### INFORMATION
=-=-=
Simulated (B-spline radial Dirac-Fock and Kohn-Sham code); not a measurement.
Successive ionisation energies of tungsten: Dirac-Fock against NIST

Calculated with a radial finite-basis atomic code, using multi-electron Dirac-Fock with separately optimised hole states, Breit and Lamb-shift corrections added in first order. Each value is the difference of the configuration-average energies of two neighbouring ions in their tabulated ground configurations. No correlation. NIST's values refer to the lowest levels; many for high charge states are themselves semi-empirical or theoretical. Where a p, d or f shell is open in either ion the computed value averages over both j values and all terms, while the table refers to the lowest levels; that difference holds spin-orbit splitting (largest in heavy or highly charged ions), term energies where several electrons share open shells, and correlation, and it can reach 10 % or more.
=-=-=

### WORK ORDER
When you answer, retype all of the material exactly as it appears above.

### EXERCISE ANSWER
Simulated (B-spline radial Dirac-Fock and Kohn-Sham code); not a measurement.
Successive ionisation energies of tungsten: Dirac-Fock against NIST

Calculated with a radial finite-basis atomic code, using multi-electron Dirac-Fock with separately optimised hole states, Breit and Lamb-shift corrections added in first order. Each value is the difference of the configuration-average energies of two neighbouring ions in their tabulated ground configurations. No correlation. NIST's values refer to the lowest levels; many for high charge states are themselves semi-empirical or theoretical. Where a p, d or f shell is open in either ion the computed value averages over both j values and all terms, while the table refers to the lowest levels; that difference holds spin-orbit splitting (largest in heavy or highly charged ions), term energies where several electrons share open shells, and correlation, and it can reach 10 % or more.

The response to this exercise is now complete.